### SUPPLIED INFORMATION
::::

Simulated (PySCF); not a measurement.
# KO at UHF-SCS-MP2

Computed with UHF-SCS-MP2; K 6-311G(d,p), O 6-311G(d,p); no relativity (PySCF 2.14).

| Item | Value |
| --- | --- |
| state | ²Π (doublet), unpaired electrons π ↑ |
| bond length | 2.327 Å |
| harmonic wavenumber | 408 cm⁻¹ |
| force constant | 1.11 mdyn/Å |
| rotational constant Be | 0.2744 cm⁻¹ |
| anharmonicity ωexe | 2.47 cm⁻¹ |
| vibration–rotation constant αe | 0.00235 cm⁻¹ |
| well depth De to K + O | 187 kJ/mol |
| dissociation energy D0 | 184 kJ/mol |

::::

What is needed is an exact transcription of every entry.

### EXPECTED ANSWER
Simulated (PySCF); not a measurement.
# KO at UHF-SCS-MP2

Computed with UHF-SCS-MP2; K 6-311G(d,p), O 6-311G(d,p); no relativity (PySCF 2.14).

| Item | Value |
| --- | --- |
| state | ²Π (doublet), unpaired electrons π ↑ |
| bond length | 2.327 Å |
| harmonic wavenumber | 408 cm⁻¹ |
| force constant | 1.11 mdyn/Å |
| rotational constant Be | 0.2744 cm⁻¹ |
| anharmonicity ωexe | 2.47 cm⁻¹ |
| vibration–rotation constant αe | 0.00235 cm⁻¹ |
| well depth De to K + O | 187 kJ/mol |
| dissociation energy D0 | 184 kJ/mol |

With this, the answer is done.